══════════
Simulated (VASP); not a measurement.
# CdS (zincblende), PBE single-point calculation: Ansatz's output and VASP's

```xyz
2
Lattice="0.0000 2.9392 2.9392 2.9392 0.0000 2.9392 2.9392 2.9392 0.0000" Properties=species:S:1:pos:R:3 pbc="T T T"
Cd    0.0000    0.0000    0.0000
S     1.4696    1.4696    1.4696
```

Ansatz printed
══════════

# [Work item]
Write out every entry above, word for word.

# [Response box]
Simulated (VASP); not a measurement.
# CdS (zincblende), PBE single-point calculation: Ansatz's output and VASP's

```xyz
2
Lattice="0.0000 2.9392 2.9392 2.9392 0.0000 2.9392 2.9392 2.9392 0.0000" Properties=species:S:1:pos:R:3 pbc="T T T"
Cd    0.0000    0.0000    0.0000
S     1.4696    1.4696    1.4696
```

Ansatz printed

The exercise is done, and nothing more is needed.